#### Material provided

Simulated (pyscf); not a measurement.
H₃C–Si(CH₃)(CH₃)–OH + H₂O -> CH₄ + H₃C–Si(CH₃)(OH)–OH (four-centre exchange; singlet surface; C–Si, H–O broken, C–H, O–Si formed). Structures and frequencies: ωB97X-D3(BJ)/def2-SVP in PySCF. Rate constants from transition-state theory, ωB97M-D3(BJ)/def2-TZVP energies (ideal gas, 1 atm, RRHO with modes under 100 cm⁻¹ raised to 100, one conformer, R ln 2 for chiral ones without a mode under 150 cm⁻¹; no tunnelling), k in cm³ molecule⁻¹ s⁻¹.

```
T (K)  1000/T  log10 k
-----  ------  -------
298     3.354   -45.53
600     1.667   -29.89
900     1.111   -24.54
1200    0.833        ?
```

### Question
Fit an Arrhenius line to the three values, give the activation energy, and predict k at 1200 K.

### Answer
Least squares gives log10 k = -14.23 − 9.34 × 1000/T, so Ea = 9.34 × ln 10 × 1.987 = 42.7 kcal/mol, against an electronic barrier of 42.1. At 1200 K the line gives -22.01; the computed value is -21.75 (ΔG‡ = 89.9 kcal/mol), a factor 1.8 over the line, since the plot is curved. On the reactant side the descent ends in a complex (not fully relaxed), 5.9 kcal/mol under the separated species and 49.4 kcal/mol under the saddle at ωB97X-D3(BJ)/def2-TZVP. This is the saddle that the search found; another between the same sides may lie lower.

########

*Work order*.
Return nothing but the lines from the top of the records above through the line that has "### Question". Keep each one exact.

*Your response*.
Simulated (pyscf); not a measurement.
H₃C–Si(CH₃)(CH₃)–OH + H₂O -> CH₄ + H₃C–Si(CH₃)(OH)–OH (four-centre exchange; singlet surface; C–Si, H–O broken, C–H, O–Si formed). Structures and frequencies: ωB97X-D3(BJ)/def2-SVP in PySCF. Rate constants from transition-state theory, ωB97M-D3(BJ)/def2-TZVP energies (ideal gas, 1 atm, RRHO with modes under 100 cm⁻¹ raised to 100, one conformer, R ln 2 for chiral ones without a mode under 150 cm⁻¹; no tunnelling), k in cm³ molecule⁻¹ s⁻¹.

```
T (K)  1000/T  log10 k
-----  ------  -------
298     3.354   -45.53
600     1.667   -29.89
900     1.111   -24.54
1200    0.833        ?
```

### Question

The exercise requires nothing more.